* **Task item**: Write out exactly the lines below that run from the one containing "Stack: symmetric double-gate" through the one containing "The device is", both included, with no other lines.

★ ★ ★ ★ ★
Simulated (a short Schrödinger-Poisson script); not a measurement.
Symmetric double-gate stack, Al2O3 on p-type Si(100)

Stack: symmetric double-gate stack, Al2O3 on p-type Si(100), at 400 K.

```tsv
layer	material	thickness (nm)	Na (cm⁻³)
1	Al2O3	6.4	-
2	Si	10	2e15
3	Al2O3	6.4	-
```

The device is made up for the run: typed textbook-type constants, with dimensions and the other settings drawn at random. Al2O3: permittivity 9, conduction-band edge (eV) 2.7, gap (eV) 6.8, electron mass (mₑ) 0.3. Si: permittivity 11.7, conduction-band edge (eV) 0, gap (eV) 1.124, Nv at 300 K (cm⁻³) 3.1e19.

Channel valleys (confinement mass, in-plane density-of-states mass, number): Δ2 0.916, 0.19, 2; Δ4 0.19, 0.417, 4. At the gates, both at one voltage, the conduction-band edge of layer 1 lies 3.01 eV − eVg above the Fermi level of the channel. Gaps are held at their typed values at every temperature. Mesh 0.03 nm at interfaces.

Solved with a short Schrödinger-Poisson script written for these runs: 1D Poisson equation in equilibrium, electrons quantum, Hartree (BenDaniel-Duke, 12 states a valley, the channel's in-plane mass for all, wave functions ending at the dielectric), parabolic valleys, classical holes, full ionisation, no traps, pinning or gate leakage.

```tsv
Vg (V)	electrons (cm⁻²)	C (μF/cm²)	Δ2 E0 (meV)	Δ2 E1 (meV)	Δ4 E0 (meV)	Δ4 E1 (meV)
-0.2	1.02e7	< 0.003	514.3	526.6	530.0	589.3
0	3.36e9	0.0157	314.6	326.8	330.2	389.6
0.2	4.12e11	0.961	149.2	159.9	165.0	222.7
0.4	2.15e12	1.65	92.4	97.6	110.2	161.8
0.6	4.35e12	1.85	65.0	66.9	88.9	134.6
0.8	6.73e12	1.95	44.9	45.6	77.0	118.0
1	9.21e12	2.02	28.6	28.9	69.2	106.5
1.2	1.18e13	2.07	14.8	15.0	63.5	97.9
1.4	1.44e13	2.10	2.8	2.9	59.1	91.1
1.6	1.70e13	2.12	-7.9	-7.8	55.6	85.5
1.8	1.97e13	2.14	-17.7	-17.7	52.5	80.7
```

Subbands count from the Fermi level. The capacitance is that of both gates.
★ ★ ★ ★ ★

* **Answer box**:
Stack: symmetric double-gate stack, Al2O3 on p-type Si(100), at 400 K.

```tsv
layer	material	thickness (nm)	Na (cm⁻³)
1	Al2O3	6.4	-
2	Si	10	2e15
3	Al2O3	6.4	-
```

The device is made up for the run: typed textbook-type constants, with dimensions and the other settings drawn at random. Al2O3: permittivity 9, conduction-band edge (eV) 2.7, gap (eV) 6.8, electron mass (mₑ) 0.3. Si: permittivity 11.7, conduction-band edge (eV) 0, gap (eV) 1.124, Nv at 300 K (cm⁻³) 3.1e19.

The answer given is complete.